* _Information_
━━━━━━━━━━━━━━━━
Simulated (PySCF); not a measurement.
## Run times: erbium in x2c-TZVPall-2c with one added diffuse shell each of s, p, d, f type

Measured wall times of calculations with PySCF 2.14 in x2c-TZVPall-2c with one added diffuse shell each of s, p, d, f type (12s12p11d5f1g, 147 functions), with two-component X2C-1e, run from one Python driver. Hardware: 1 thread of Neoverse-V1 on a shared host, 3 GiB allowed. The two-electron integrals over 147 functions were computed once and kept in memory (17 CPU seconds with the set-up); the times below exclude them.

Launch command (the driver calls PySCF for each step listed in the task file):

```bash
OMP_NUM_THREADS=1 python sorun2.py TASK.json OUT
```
━━━━━━━━━━━━━━━━

* _Required action_
All of the data above should be duplicated exactly.

* _Your solution_
Simulated (PySCF); not a measurement.
## Run times: erbium in x2c-TZVPall-2c with one added diffuse shell each of s, p, d, f type

Measured wall times of calculations with PySCF 2.14 in x2c-TZVPall-2c with one added diffuse shell each of s, p, d, f type (12s12p11d5f1g, 147 functions), with two-component X2C-1e, run from one Python driver. Hardware: 1 thread of Neoverse-V1 on a shared host, 3 GiB allowed. The two-electron integrals over 147 functions were computed once and kept in memory (17 CPU seconds with the set-up); the times below exclude them.

Launch command (the driver calls PySCF for each step listed in the task file):

```bash
OMP_NUM_THREADS=1 python sorun2.py TASK.json OUT
```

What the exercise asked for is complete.